= INFORMATION PROVIDED =
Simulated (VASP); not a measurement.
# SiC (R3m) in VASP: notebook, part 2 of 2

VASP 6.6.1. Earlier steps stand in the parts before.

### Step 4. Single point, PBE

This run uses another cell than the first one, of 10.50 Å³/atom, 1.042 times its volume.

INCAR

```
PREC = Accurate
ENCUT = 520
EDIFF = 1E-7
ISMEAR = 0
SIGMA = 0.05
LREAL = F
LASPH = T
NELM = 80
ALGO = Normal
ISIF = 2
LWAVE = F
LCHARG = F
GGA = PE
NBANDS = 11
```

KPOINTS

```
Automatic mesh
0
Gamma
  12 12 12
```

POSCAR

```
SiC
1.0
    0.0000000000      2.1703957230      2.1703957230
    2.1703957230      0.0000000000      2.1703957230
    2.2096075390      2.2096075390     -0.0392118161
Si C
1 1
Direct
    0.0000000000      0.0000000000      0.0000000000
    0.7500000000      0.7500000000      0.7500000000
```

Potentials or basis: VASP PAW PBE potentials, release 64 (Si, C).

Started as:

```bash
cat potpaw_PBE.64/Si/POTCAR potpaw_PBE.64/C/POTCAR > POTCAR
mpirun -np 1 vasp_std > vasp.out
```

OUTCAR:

= WORK ITEM =
Reproduce verbatim only this range: the first line of the material through the line that contains "### Step 4. Single point, PBE", inclusive.

= EXERCISE ANSWER =
Simulated (VASP); not a measurement.
# SiC (R3m) in VASP: notebook, part 2 of 2

VASP 6.6.1. Earlier steps stand in the parts before.

### Step 4. Single point, PBE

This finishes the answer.